▸ **Entries supplied**:
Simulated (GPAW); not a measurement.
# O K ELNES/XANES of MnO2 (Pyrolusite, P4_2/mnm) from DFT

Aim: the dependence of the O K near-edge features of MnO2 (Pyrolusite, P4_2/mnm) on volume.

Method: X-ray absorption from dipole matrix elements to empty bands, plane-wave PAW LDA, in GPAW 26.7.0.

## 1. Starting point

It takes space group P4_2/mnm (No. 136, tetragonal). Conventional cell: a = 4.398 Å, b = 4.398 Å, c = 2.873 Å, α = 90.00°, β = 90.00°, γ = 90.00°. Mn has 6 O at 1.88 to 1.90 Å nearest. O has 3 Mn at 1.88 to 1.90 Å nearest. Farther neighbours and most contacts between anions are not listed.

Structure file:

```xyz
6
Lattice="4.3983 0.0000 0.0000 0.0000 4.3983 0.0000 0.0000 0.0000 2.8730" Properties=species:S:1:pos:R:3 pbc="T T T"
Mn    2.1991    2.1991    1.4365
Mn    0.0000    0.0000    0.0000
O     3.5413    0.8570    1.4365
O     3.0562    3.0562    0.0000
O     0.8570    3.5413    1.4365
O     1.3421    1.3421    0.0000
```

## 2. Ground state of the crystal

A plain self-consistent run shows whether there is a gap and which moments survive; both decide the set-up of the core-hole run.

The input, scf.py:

▸ **Task item**: Set down the lines of the listing above verbatim, first line through the line containing "A plain self-consistent", inclusive; add no other lines.

▸ **Worked solution**:
Simulated (GPAW); not a measurement.
# O K ELNES/XANES of MnO2 (Pyrolusite, P4_2/mnm) from DFT

Aim: the dependence of the O K near-edge features of MnO2 (Pyrolusite, P4_2/mnm) on volume.

Method: X-ray absorption from dipole matrix elements to empty bands, plane-wave PAW LDA, in GPAW 26.7.0.

## 1. Starting point

It takes space group P4_2/mnm (No. 136, tetragonal). Conventional cell: a = 4.398 Å, b = 4.398 Å, c = 2.873 Å, α = 90.00°, β = 90.00°, γ = 90.00°. Mn has 6 O at 1.88 to 1.90 Å nearest. O has 3 Mn at 1.88 to 1.90 Å nearest. Farther neighbours and most contacts between anions are not listed.

Structure file:

```xyz
6
Lattice="4.3983 0.0000 0.0000 0.0000 4.3983 0.0000 0.0000 0.0000 2.8730" Properties=species:S:1:pos:R:3 pbc="T T T"
Mn    2.1991    2.1991    1.4365
Mn    0.0000    0.0000    0.0000
O     3.5413    0.8570    1.4365
O     3.0562    3.0562    0.0000
O     0.8570    3.5413    1.4365
O     1.3421    1.3421    0.0000
```

## 2. Ground state of the crystal

A plain self-consistent run shows whether there is a gap and which moments survive; both decide the set-up of the core-hole run.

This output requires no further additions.